> Dataset entries
------------------------------------

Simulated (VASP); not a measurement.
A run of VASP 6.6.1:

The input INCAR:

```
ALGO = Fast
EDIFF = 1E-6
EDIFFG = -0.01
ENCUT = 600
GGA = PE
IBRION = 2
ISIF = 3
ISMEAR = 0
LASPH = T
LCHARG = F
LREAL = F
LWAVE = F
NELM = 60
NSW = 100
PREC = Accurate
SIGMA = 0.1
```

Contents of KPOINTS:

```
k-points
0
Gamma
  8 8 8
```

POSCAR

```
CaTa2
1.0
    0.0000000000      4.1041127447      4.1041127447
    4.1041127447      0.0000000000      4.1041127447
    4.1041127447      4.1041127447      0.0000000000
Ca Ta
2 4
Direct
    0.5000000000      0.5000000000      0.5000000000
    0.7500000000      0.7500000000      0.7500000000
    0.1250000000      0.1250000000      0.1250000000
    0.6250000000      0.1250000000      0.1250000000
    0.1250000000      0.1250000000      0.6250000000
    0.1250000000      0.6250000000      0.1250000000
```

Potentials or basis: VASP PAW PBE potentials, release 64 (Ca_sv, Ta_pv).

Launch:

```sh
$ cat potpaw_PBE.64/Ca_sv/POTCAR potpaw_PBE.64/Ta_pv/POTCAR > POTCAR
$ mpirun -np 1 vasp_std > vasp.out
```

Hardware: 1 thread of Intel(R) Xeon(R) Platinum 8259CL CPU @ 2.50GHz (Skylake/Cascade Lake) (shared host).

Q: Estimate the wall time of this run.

------------------------------------

> Task item
From beginning to end, the data must be duplicated exactly.

> Written solution
Simulated (VASP); not a measurement.
A run of VASP 6.6.1:

The input INCAR:

```
ALGO = Fast
EDIFF = 1E-6
EDIFFG = -0.01
ENCUT = 600
GGA = PE
IBRION = 2
ISIF = 3
ISMEAR = 0
LASPH = T
LCHARG = F
LREAL = F
LWAVE = F
NELM = 60
NSW = 100
PREC = Accurate
SIGMA = 0.1
```

Contents of KPOINTS:

```
k-points
0
Gamma
  8 8 8
```

POSCAR

```
CaTa2
1.0
    0.0000000000      4.1041127447      4.1041127447
    4.1041127447      0.0000000000      4.1041127447
    4.1041127447      4.1041127447      0.0000000000
Ca Ta
2 4
Direct
    0.5000000000      0.5000000000      0.5000000000
    0.7500000000      0.7500000000      0.7500000000
    0.1250000000      0.1250000000      0.1250000000
    0.6250000000      0.1250000000      0.1250000000
    0.1250000000      0.1250000000      0.6250000000
    0.1250000000      0.6250000000      0.1250000000
```

Potentials or basis: VASP PAW PBE potentials, release 64 (Ca_sv, Ta_pv).

Launch:

```sh
$ cat potpaw_PBE.64/Ca_sv/POTCAR potpaw_PBE.64/Ta_pv/POTCAR > POTCAR
$ mpirun -np 1 vasp_std > vasp.out
```

Hardware: 1 thread of Intel(R) Xeon(R) Platinum 8259CL CPU @ 2.50GHz (Skylake/Cascade Lake) (shared host).

Q: Estimate the wall time of this run.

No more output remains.